*** Opening INPUT DATA ***
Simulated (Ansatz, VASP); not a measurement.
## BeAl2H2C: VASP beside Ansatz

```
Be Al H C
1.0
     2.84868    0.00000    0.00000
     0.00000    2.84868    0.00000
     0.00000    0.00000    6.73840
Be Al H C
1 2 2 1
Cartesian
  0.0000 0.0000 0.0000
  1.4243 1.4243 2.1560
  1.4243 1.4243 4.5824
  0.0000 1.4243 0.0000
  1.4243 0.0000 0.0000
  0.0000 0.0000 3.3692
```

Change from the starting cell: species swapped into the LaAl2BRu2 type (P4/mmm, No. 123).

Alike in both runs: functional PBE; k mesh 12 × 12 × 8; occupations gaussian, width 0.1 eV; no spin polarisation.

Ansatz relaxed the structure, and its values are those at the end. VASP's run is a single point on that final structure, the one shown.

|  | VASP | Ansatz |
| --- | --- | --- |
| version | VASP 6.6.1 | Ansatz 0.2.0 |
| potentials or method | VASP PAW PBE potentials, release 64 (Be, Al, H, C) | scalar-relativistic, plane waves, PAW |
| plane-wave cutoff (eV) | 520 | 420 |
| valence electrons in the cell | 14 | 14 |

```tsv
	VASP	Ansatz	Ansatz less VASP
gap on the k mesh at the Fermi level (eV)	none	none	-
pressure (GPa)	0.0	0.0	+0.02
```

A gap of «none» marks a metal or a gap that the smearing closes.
*** Closing INPUT DATA ***

*WORK TASK:*
Retype the records above exactly, so that no line differs from its source.

*PROBLEM SOLUTION:*
Simulated (Ansatz, VASP); not a measurement.
## BeAl2H2C: VASP beside Ansatz

```
Be Al H C
1.0
     2.84868    0.00000    0.00000
     0.00000    2.84868    0.00000
     0.00000    0.00000    6.73840
Be Al H C
1 2 2 1
Cartesian
  0.0000 0.0000 0.0000
  1.4243 1.4243 2.1560
  1.4243 1.4243 4.5824
  0.0000 1.4243 0.0000
  1.4243 0.0000 0.0000
  0.0000 0.0000 3.3692
```

Change from the starting cell: species swapped into the LaAl2BRu2 type (P4/mmm, No. 123).

Alike in both runs: functional PBE; k mesh 12 × 12 × 8; occupations gaussian, width 0.1 eV; no spin polarisation.

Ansatz relaxed the structure, and its values are those at the end. VASP's run is a single point on that final structure, the one shown.

|  | VASP | Ansatz |
| --- | --- | --- |
| version | VASP 6.6.1 | Ansatz 0.2.0 |
| potentials or method | VASP PAW PBE potentials, release 64 (Be, Al, H, C) | scalar-relativistic, plane waves, PAW |
| plane-wave cutoff (eV) | 520 | 420 |
| valence electrons in the cell | 14 | 14 |

```tsv
	VASP	Ansatz	Ansatz less VASP
gap on the k mesh at the Fermi level (eV)	none	none	-
pressure (GPa)	0.0	0.0	+0.02
```

A gap of «none» marks a metal or a gap that the smearing closes.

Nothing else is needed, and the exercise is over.